[Recorded information]

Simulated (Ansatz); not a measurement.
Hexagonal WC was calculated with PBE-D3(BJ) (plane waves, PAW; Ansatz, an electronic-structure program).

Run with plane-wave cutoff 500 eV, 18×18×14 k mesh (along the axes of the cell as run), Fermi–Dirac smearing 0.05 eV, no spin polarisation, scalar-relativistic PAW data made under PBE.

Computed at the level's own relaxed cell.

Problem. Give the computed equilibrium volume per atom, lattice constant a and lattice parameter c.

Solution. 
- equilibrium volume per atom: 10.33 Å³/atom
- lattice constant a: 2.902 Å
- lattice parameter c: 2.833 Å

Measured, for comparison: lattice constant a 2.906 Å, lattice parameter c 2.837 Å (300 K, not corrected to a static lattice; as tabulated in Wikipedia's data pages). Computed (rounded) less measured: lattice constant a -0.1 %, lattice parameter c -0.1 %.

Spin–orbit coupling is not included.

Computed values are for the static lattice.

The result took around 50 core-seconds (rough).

[/Recorded information]

**Work order**
Print out every entry, keeping each one exact.

**Problem solution**
Simulated (Ansatz); not a measurement.
Hexagonal WC was calculated with PBE-D3(BJ) (plane waves, PAW; Ansatz, an electronic-structure program).

Run with plane-wave cutoff 500 eV, 18×18×14 k mesh (along the axes of the cell as run), Fermi–Dirac smearing 0.05 eV, no spin polarisation, scalar-relativistic PAW data made under PBE.

Computed at the level's own relaxed cell.

Problem. Give the computed equilibrium volume per atom, lattice constant a and lattice parameter c.

Solution. 
- equilibrium volume per atom: 10.33 Å³/atom
- lattice constant a: 2.902 Å
- lattice parameter c: 2.833 Å

Measured, for comparison: lattice constant a 2.906 Å, lattice parameter c 2.837 Å (300 K, not corrected to a static lattice; as tabulated in Wikipedia's data pages). Computed (rounded) less measured: lattice constant a -0.1 %, lattice parameter c -0.1 %.

Spin–orbit coupling is not included.

Computed values are for the static lattice.

The result took around 50 core-seconds (rough).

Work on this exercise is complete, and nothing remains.